Word for word, retype every record in the listing.

Segment Start: Data section
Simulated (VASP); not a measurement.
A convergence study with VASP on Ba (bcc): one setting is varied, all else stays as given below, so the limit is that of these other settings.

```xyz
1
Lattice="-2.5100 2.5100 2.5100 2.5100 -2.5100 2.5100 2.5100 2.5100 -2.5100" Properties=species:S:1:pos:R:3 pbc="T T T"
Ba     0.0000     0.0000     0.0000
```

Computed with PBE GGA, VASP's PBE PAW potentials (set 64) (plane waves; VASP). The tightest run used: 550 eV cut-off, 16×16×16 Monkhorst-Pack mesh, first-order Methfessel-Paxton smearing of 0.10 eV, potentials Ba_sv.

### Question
Segment End: Data section

## Task solution
Simulated (VASP); not a measurement.
A convergence study with VASP on Ba (bcc): one setting is varied, all else stays as given below, so the limit is that of these other settings.

```xyz
1
Lattice="-2.5100 2.5100 2.5100 2.5100 -2.5100 2.5100 2.5100 2.5100 -2.5100" Properties=species:S:1:pos:R:3 pbc="T T T"
Ba     0.0000     0.0000     0.0000
```

Computed with PBE GGA, VASP's PBE PAW potentials (set 64) (plane waves; VASP). The tightest run used: 550 eV cut-off, 16×16×16 Monkhorst-Pack mesh, first-order Methfessel-Paxton smearing of 0.10 eV, potentials Ba_sv.

### Question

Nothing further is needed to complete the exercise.